BRIEF: A word-for-word copy of the whole listing is required.

[INFORMATION — start]

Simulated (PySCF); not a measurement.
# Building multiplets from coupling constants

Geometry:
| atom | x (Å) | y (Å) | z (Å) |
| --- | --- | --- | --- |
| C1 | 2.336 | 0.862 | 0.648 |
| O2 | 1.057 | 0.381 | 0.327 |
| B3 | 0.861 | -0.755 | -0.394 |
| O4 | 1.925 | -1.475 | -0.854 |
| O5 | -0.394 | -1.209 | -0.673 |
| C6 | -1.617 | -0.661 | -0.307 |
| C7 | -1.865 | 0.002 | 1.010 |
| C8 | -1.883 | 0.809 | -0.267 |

[INFORMATION — finish]

ANSWER SECTION:
Simulated (PySCF); not a measurement.
# Building multiplets from coupling constants

Geometry:
| atom | x (Å) | y (Å) | z (Å) |
| --- | --- | --- | --- |
| C1 | 2.336 | 0.862 | 0.648 |
| O2 | 1.057 | 0.381 | 0.327 |
| B3 | 0.861 | -0.755 | -0.394 |
| O4 | 1.925 | -1.475 | -0.854 |
| O5 | -0.394 | -1.209 | -0.673 |
| C6 | -1.617 | -0.661 | -0.307 |
| C7 | -1.865 | 0.002 | 1.010 |
| C8 | -1.883 | 0.809 | -0.267 |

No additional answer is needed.